- Opening Delimiter -

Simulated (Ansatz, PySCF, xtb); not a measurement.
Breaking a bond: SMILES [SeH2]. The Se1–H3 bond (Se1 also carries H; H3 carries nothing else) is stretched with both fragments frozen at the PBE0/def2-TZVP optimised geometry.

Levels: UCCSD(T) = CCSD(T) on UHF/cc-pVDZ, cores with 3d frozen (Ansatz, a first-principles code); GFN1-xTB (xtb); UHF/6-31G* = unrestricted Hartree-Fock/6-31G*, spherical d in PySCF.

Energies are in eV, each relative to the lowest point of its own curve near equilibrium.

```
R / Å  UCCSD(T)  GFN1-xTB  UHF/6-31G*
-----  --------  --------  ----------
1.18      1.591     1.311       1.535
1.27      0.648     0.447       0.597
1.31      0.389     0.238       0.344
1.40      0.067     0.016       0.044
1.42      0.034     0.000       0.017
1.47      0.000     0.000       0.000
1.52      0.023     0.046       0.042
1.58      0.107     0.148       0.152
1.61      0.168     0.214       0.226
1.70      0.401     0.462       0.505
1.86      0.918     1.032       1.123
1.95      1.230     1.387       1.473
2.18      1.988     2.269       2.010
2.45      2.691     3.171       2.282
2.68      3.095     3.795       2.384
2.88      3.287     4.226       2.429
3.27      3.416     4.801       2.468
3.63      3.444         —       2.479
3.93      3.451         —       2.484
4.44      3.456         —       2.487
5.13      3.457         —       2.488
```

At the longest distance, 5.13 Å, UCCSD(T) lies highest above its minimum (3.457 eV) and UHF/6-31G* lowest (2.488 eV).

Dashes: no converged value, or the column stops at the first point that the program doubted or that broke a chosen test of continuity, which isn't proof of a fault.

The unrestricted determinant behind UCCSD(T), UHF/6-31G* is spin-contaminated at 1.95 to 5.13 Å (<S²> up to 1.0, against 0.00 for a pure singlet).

- Closing Delimiter -

Assignment:
Without changing anything, quote the lines from the top of the data to the line that contains "At the longest", including that line.

Written response:
Simulated (Ansatz, PySCF, xtb); not a measurement.
Breaking a bond: SMILES [SeH2]. The Se1–H3 bond (Se1 also carries H; H3 carries nothing else) is stretched with both fragments frozen at the PBE0/def2-TZVP optimised geometry.

Levels: UCCSD(T) = CCSD(T) on UHF/cc-pVDZ, cores with 3d frozen (Ansatz, a first-principles code); GFN1-xTB (xtb); UHF/6-31G* = unrestricted Hartree-Fock/6-31G*, spherical d in PySCF.

Energies are in eV, each relative to the lowest point of its own curve near equilibrium.

```
R / Å  UCCSD(T)  GFN1-xTB  UHF/6-31G*
-----  --------  --------  ----------
1.18      1.591     1.311       1.535
1.27      0.648     0.447       0.597
1.31      0.389     0.238       0.344
1.40      0.067     0.016       0.044
1.42      0.034     0.000       0.017
1.47      0.000     0.000       0.000
1.52      0.023     0.046       0.042
1.58      0.107     0.148       0.152
1.61      0.168     0.214       0.226
1.70      0.401     0.462       0.505
1.86      0.918     1.032       1.123
1.95      1.230     1.387       1.473
2.18      1.988     2.269       2.010
2.45      2.691     3.171       2.282
2.68      3.095     3.795       2.384
2.88      3.287     4.226       2.429
3.27      3.416     4.801       2.468
3.63      3.444         —       2.479
3.93      3.451         —       2.484
4.44      3.456         —       2.487
5.13      3.457         —       2.488
```

At the longest distance, 5.13 Å, UCCSD(T) lies highest above its minimum (3.457 eV) and UHF/6-31G* lowest (2.488 eV).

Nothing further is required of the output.